___ Data excerpts

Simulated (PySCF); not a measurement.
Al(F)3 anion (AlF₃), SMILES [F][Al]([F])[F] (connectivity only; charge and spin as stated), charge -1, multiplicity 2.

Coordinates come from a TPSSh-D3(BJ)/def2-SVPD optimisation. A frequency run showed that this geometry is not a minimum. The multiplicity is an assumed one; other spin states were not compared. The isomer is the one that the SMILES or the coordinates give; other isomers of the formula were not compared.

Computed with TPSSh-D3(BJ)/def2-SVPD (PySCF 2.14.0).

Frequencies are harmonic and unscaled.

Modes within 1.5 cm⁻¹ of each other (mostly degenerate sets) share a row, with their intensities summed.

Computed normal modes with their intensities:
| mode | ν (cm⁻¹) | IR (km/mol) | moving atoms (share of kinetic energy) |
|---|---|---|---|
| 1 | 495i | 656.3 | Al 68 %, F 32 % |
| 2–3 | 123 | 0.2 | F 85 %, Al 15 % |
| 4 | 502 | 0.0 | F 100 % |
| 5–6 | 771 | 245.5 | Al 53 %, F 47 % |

______

**Action item**
Reproduce the listing above exactly as far as the line with "0.0 | F 100 % |", that line included.

**Answer space**
Simulated (PySCF); not a measurement.
Al(F)3 anion (AlF₃), SMILES [F][Al]([F])[F] (connectivity only; charge and spin as stated), charge -1, multiplicity 2.

Coordinates come from a TPSSh-D3(BJ)/def2-SVPD optimisation. A frequency run showed that this geometry is not a minimum. The multiplicity is an assumed one; other spin states were not compared. The isomer is the one that the SMILES or the coordinates give; other isomers of the formula were not compared.

Computed with TPSSh-D3(BJ)/def2-SVPD (PySCF 2.14.0).

Frequencies are harmonic and unscaled.

Modes within 1.5 cm⁻¹ of each other (mostly degenerate sets) share a row, with their intensities summed.

Computed normal modes with their intensities:
| mode | ν (cm⁻¹) | IR (km/mol) | moving atoms (share of kinetic energy) |
|---|---|---|---|
| 1 | 495i | 656.3 | Al 68 %, F 32 % |
| 2–3 | 123 | 0.2 | F 85 %, Al 15 % |
| 4 | 502 | 0.0 | F 100 % |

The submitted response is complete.